□ □ □ □ □ □ □

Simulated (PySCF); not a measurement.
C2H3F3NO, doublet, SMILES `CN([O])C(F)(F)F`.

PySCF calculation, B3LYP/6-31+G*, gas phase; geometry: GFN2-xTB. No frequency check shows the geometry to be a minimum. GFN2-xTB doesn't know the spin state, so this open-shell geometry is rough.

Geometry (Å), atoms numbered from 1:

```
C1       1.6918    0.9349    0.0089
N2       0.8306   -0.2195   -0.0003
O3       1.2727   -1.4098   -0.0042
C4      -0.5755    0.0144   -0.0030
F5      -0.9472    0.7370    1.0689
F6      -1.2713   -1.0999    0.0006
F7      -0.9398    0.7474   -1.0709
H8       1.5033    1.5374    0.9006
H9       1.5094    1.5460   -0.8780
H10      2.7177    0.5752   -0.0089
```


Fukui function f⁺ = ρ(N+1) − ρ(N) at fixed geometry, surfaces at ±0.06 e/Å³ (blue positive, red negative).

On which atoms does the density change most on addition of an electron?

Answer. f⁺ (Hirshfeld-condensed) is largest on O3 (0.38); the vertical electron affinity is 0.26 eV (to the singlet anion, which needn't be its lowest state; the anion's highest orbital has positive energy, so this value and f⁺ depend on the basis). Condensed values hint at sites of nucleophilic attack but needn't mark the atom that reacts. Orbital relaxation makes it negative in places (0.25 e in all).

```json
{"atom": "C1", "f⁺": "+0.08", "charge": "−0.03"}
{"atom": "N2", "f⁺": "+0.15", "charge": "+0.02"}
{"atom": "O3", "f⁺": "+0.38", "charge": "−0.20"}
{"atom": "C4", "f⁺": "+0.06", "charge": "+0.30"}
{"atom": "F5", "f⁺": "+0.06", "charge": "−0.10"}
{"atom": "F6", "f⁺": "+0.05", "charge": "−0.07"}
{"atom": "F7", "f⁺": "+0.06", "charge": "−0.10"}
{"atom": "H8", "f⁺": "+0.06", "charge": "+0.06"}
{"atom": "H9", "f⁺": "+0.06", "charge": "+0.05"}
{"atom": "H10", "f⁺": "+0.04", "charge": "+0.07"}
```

□ □ □ □ □ □ □

Retype word for word everything in the listing above from the line that holds "C2H3F3NO, doublet, SMILES" down to the line that holds "Fukui function f⁺". Keep both end lines and leave out the rest.

(EXERCISE RESULT)
C2H3F3NO, doublet, SMILES `CN([O])C(F)(F)F`.

PySCF calculation, B3LYP/6-31+G*, gas phase; geometry: GFN2-xTB. No frequency check shows the geometry to be a minimum. GFN2-xTB doesn't know the spin state, so this open-shell geometry is rough.

Geometry (Å), atoms numbered from 1:

```
C1       1.6918    0.9349    0.0089
N2       0.8306   -0.2195   -0.0003
O3       1.2727   -1.4098   -0.0042
C4      -0.5755    0.0144   -0.0030
F5      -0.9472    0.7370    1.0689
F6      -1.2713   -1.0999    0.0006
F7      -0.9398    0.7474   -1.0709
H8       1.5033    1.5374    0.9006
H9       1.5094    1.5460   -0.8780
H10      2.7177    0.5752   -0.0089
```


Fukui function f⁺ = ρ(N+1) − ρ(N) at fixed geometry, surfaces at ±0.06 e/Å³ (blue positive, red negative).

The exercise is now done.